REQUIRED ACTION:
Everything from the first line of the records to the line containing "Constants: hbar^2/2m0 = 3.80998211", inclusive, is to be extracted exactly, and nothing more.

[Start of Attachment]
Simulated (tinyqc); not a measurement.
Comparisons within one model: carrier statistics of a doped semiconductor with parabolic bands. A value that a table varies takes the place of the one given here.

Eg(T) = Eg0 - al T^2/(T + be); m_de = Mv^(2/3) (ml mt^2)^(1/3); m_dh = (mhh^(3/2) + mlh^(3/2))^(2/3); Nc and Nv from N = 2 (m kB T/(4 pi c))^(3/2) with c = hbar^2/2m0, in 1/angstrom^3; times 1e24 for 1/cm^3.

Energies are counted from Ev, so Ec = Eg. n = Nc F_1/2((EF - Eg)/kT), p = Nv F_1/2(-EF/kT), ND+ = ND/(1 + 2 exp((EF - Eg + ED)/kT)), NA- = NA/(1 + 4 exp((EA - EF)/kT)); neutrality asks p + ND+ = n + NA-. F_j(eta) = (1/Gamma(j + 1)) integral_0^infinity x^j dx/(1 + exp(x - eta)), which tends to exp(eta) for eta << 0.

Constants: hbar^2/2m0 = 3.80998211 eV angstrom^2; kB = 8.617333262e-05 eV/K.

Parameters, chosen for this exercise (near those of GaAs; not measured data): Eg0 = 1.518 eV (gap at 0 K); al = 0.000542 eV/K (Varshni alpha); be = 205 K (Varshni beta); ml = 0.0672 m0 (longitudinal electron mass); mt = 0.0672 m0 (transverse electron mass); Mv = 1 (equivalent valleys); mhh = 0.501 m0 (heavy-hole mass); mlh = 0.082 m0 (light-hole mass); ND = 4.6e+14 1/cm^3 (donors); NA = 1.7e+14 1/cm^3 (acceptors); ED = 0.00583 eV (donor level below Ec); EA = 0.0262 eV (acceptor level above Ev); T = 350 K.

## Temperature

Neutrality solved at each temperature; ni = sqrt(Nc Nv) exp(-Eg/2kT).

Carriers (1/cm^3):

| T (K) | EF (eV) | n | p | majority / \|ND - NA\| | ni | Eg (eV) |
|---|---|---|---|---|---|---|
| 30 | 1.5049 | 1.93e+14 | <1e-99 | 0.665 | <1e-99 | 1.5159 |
[End of Attachment]

REPLY:
Simulated (tinyqc); not a measurement.
Comparisons within one model: carrier statistics of a doped semiconductor with parabolic bands. A value that a table varies takes the place of the one given here.

Eg(T) = Eg0 - al T^2/(T + be); m_de = Mv^(2/3) (ml mt^2)^(1/3); m_dh = (mhh^(3/2) + mlh^(3/2))^(2/3); Nc and Nv from N = 2 (m kB T/(4 pi c))^(3/2) with c = hbar^2/2m0, in 1/angstrom^3; times 1e24 for 1/cm^3.

Energies are counted from Ev, so Ec = Eg. n = Nc F_1/2((EF - Eg)/kT), p = Nv F_1/2(-EF/kT), ND+ = ND/(1 + 2 exp((EF - Eg + ED)/kT)), NA- = NA/(1 + 4 exp((EA - EF)/kT)); neutrality asks p + ND+ = n + NA-. F_j(eta) = (1/Gamma(j + 1)) integral_0^infinity x^j dx/(1 + exp(x - eta)), which tends to exp(eta) for eta << 0.

Constants: hbar^2/2m0 = 3.80998211 eV angstrom^2; kB = 8.617333262e-05 eV/K.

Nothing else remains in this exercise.